● ● ● ● ●
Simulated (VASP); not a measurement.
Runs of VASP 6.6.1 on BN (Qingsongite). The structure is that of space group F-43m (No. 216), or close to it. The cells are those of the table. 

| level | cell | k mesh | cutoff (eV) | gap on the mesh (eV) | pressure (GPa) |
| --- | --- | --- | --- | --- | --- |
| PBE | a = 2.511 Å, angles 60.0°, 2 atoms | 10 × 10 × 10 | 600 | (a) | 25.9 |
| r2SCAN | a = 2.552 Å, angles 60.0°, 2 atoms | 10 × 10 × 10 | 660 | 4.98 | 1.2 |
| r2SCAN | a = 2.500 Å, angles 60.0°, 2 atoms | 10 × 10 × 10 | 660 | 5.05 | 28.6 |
● ● ● ● ●

■ Work instruction:
When you reply, retype each line exactly as it appears above.

■ Your response:
Simulated (VASP); not a measurement.
Runs of VASP 6.6.1 on BN (Qingsongite). The structure is that of space group F-43m (No. 216), or close to it. The cells are those of the table. 

| level | cell | k mesh | cutoff (eV) | gap on the mesh (eV) | pressure (GPa) |
| --- | --- | --- | --- | --- | --- |
| PBE | a = 2.511 Å, angles 60.0°, 2 atoms | 10 × 10 × 10 | 600 | (a) | 25.9 |
| r2SCAN | a = 2.552 Å, angles 60.0°, 2 atoms | 10 × 10 × 10 | 660 | 4.98 | 1.2 |
| r2SCAN | a = 2.500 Å, angles 60.0°, 2 atoms | 10 × 10 × 10 | 660 | 5.05 | 28.6 |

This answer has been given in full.